───

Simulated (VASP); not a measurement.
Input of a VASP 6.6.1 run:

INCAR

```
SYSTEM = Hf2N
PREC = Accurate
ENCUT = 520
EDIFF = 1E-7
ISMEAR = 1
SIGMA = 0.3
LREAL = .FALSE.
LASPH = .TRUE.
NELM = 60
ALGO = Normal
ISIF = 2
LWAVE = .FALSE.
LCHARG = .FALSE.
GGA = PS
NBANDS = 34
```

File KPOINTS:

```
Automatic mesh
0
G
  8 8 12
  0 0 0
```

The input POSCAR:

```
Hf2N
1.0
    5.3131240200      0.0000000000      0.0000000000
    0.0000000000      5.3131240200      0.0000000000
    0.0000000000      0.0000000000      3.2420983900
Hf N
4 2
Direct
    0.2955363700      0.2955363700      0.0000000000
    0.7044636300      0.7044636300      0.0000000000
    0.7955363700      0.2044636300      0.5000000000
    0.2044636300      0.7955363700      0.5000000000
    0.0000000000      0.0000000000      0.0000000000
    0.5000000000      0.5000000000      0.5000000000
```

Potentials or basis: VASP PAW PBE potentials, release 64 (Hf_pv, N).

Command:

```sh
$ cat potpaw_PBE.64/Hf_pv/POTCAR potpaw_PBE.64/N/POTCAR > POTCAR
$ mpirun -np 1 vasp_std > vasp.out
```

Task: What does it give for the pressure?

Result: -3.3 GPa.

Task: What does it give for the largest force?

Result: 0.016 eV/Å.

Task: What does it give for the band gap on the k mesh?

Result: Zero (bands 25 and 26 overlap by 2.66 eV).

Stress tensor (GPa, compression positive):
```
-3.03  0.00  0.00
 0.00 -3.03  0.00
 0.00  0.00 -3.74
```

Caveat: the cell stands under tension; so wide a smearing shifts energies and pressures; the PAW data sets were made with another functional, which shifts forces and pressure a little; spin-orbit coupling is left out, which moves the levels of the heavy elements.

───

(Work order):
Type out again, exactly as written, the lines from the beginning of the material through the one containing "Result: Zero (bands".

(Response):
Simulated (VASP); not a measurement.
Input of a VASP 6.6.1 run:

INCAR

```
SYSTEM = Hf2N
PREC = Accurate
ENCUT = 520
EDIFF = 1E-7
ISMEAR = 1
SIGMA = 0.3
LREAL = .FALSE.
LASPH = .TRUE.
NELM = 60
ALGO = Normal
ISIF = 2
LWAVE = .FALSE.
LCHARG = .FALSE.
GGA = PS
NBANDS = 34
```

File KPOINTS:

```
Automatic mesh
0
G
  8 8 12
  0 0 0
```

The input POSCAR:

```
Hf2N
1.0
    5.3131240200      0.0000000000      0.0000000000
    0.0000000000      5.3131240200      0.0000000000
    0.0000000000      0.0000000000      3.2420983900
Hf N
4 2
Direct
    0.2955363700      0.2955363700      0.0000000000
    0.7044636300      0.7044636300      0.0000000000
    0.7955363700      0.2044636300      0.5000000000
    0.2044636300      0.7955363700      0.5000000000
    0.0000000000      0.0000000000      0.0000000000
    0.5000000000      0.5000000000      0.5000000000
```

Potentials or basis: VASP PAW PBE potentials, release 64 (Hf_pv, N).

Command:

```sh
$ cat potpaw_PBE.64/Hf_pv/POTCAR potpaw_PBE.64/N/POTCAR > POTCAR
$ mpirun -np 1 vasp_std > vasp.out
```

Task: What does it give for the pressure?

Result: -3.3 GPa.

Task: What does it give for the largest force?

Result: 0.016 eV/Å.

Task: What does it give for the band gap on the k mesh?

Result: Zero (bands 25 and 26 overlap by 2.66 eV).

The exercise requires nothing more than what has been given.